## Dataset records
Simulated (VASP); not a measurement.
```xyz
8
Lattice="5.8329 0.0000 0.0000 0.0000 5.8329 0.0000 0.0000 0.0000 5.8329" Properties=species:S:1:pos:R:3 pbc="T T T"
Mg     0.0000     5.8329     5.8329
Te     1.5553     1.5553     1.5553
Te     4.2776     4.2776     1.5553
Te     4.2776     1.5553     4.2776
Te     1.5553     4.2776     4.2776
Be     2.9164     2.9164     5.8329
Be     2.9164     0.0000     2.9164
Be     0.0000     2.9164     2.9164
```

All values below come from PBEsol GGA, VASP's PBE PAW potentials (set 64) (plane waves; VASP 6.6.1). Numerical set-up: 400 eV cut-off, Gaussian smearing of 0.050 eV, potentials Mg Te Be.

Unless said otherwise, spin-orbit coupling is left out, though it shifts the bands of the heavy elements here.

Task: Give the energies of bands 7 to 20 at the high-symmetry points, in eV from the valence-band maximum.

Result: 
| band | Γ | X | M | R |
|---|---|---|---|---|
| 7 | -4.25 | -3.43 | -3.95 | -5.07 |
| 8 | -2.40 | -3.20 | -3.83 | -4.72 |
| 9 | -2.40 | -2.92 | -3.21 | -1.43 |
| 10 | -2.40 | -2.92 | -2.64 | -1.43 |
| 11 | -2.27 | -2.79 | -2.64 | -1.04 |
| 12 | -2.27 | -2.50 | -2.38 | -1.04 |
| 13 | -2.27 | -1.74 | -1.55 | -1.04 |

## Required action
The full set of entries must be restated exactly, with none omitted.

## Answer area
Simulated (VASP); not a measurement.
```xyz
8
Lattice="5.8329 0.0000 0.0000 0.0000 5.8329 0.0000 0.0000 0.0000 5.8329" Properties=species:S:1:pos:R:3 pbc="T T T"
Mg     0.0000     5.8329     5.8329
Te     1.5553     1.5553     1.5553
Te     4.2776     4.2776     1.5553
Te     4.2776     1.5553     4.2776
Te     1.5553     4.2776     4.2776
Be     2.9164     2.9164     5.8329
Be     2.9164     0.0000     2.9164
Be     0.0000     2.9164     2.9164
```

All values below come from PBEsol GGA, VASP's PBE PAW potentials (set 64) (plane waves; VASP 6.6.1). Numerical set-up: 400 eV cut-off, Gaussian smearing of 0.050 eV, potentials Mg Te Be.

Unless said otherwise, spin-orbit coupling is left out, though it shifts the bands of the heavy elements here.

Task: Give the energies of bands 7 to 20 at the high-symmetry points, in eV from the valence-band maximum.

Result: 
| band | Γ | X | M | R |
|---|---|---|---|---|
| 7 | -4.25 | -3.43 | -3.95 | -5.07 |
| 8 | -2.40 | -3.20 | -3.83 | -4.72 |
| 9 | -2.40 | -2.92 | -3.21 | -1.43 |
| 10 | -2.40 | -2.92 | -2.64 | -1.43 |
| 11 | -2.27 | -2.79 | -2.64 | -1.04 |
| 12 | -2.27 | -2.50 | -2.38 | -1.04 |
| 13 | -2.27 | -1.74 | -1.55 | -1.04 |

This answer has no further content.